_LISTED RECORDS_:
* * * * *

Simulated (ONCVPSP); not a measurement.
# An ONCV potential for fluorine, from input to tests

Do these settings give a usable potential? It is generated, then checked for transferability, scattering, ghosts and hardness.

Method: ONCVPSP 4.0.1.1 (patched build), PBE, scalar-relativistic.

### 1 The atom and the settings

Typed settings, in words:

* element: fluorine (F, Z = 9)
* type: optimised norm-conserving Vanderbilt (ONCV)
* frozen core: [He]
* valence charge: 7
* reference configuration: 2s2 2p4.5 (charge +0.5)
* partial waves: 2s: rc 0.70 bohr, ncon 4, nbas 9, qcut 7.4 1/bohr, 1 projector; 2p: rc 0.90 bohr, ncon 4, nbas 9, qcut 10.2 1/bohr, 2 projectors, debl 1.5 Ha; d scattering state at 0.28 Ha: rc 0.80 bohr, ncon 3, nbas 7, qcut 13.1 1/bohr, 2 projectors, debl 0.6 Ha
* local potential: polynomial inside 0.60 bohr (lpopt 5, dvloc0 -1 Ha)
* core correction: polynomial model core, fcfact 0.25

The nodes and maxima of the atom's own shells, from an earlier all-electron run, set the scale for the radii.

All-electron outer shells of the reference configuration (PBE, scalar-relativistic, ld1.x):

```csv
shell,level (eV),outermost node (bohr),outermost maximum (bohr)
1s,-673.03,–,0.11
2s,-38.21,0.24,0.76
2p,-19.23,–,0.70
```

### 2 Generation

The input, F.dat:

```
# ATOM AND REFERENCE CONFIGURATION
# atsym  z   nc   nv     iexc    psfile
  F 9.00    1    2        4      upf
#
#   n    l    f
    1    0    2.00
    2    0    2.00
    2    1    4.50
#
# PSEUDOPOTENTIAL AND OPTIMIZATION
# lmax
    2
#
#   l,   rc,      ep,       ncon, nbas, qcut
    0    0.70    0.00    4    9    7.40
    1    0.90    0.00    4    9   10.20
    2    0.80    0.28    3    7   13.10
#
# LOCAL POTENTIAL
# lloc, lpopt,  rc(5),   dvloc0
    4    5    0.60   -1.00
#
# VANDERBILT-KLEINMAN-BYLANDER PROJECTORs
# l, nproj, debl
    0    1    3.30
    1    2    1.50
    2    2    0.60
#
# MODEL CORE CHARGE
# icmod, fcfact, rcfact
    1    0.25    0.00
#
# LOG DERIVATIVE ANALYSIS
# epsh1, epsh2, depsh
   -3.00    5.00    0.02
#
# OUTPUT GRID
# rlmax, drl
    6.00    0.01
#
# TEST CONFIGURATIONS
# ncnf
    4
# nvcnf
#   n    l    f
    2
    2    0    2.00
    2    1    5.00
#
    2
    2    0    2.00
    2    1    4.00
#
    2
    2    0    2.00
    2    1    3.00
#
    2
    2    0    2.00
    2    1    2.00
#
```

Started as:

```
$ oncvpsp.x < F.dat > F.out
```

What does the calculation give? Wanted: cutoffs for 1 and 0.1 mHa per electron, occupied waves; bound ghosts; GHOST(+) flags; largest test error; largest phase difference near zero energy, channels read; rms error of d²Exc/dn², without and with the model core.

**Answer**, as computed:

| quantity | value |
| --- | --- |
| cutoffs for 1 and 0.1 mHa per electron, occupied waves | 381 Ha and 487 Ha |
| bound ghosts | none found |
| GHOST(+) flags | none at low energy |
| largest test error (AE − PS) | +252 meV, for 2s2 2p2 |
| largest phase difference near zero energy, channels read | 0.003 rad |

* * * * *

_WORK REQUEST_: Exact reproduction is required: output the lines from the start of the entries above through the line with "2p4.5 (charge +0.5)".

_YOUR SOLUTION_:
Simulated (ONCVPSP); not a measurement.
# An ONCV potential for fluorine, from input to tests

Do these settings give a usable potential? It is generated, then checked for transferability, scattering, ghosts and hardness.

Method: ONCVPSP 4.0.1.1 (patched build), PBE, scalar-relativistic.

### 1 The atom and the settings

Typed settings, in words:

* element: fluorine (F, Z = 9)
* type: optimised norm-conserving Vanderbilt (ONCV)
* frozen core: [He]
* valence charge: 7
* reference configuration: 2s2 2p4.5 (charge +0.5)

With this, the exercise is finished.